BEGIN Entries provided

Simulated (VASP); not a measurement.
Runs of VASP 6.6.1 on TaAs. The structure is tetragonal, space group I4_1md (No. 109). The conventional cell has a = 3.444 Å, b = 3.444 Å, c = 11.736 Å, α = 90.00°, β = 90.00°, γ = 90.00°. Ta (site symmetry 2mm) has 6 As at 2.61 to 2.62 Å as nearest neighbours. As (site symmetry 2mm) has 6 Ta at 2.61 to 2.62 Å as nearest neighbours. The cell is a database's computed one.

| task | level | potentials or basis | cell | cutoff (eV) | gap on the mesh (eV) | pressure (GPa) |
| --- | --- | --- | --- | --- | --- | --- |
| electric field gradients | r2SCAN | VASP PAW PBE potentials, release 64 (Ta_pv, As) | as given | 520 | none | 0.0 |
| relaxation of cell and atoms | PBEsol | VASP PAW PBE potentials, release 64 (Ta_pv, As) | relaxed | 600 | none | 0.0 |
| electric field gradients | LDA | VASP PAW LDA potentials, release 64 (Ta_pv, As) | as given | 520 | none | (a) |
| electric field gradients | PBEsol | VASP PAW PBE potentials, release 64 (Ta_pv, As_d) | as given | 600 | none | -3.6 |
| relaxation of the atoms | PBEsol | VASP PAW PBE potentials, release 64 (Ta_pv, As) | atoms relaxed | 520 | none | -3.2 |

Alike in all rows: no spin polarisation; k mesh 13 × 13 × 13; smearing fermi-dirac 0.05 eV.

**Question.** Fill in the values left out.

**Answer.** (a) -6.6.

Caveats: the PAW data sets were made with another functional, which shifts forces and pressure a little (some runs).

END Entries provided

▶ _Work task_
Restate the records from above exactly as they read.

▶ _Answer box_
Simulated (VASP); not a measurement.
Runs of VASP 6.6.1 on TaAs. The structure is tetragonal, space group I4_1md (No. 109). The conventional cell has a = 3.444 Å, b = 3.444 Å, c = 11.736 Å, α = 90.00°, β = 90.00°, γ = 90.00°. Ta (site symmetry 2mm) has 6 As at 2.61 to 2.62 Å as nearest neighbours. As (site symmetry 2mm) has 6 Ta at 2.61 to 2.62 Å as nearest neighbours. The cell is a database's computed one.

| task | level | potentials or basis | cell | cutoff (eV) | gap on the mesh (eV) | pressure (GPa) |
| --- | --- | --- | --- | --- | --- | --- |
| electric field gradients | r2SCAN | VASP PAW PBE potentials, release 64 (Ta_pv, As) | as given | 520 | none | 0.0 |
| relaxation of cell and atoms | PBEsol | VASP PAW PBE potentials, release 64 (Ta_pv, As) | relaxed | 600 | none | 0.0 |
| electric field gradients | LDA | VASP PAW LDA potentials, release 64 (Ta_pv, As) | as given | 520 | none | (a) |
| electric field gradients | PBEsol | VASP PAW PBE potentials, release 64 (Ta_pv, As_d) | as given | 600 | none | -3.6 |
| relaxation of the atoms | PBEsol | VASP PAW PBE potentials, release 64 (Ta_pv, As) | atoms relaxed | 520 | none | -3.2 |

Alike in all rows: no spin polarisation; k mesh 13 × 13 × 13; smearing fermi-dirac 0.05 eV.

**Question.** Fill in the values left out.

**Answer.** (a) -6.6.

Caveats: the PAW data sets were made with another functional, which shifts forces and pressure a little (some runs).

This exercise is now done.